DATASET.
┄┄┄┄┄┄

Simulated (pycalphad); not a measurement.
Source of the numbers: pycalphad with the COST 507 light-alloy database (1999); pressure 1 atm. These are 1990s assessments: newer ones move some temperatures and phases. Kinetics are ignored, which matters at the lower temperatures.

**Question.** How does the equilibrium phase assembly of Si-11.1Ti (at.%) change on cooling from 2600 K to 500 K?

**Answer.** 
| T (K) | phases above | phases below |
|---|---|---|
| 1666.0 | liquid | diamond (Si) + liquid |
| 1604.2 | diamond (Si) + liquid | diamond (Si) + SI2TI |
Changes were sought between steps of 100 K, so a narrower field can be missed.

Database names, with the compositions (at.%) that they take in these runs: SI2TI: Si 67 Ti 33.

┄┄┄┄┄┄

The records above are to be repeated in full, word for word.

Simulated (pycalphad); not a measurement.
Source of the numbers: pycalphad with the COST 507 light-alloy database (1999); pressure 1 atm. These are 1990s assessments: newer ones move some temperatures and phases. Kinetics are ignored, which matters at the lower temperatures.

**Question.** How does the equilibrium phase assembly of Si-11.1Ti (at.%) change on cooling from 2600 K to 500 K?

**Answer.** 
| T (K) | phases above | phases below |
|---|---|---|
| 1666.0 | liquid | diamond (Si) + liquid |
| 1604.2 | diamond (Si) + liquid | diamond (Si) + SI2TI |
Changes were sought between steps of 100 K, so a narrower field can be missed.

Database names, with the compositions (at.%) that they take in these runs: SI2TI: Si 67 Ti 33.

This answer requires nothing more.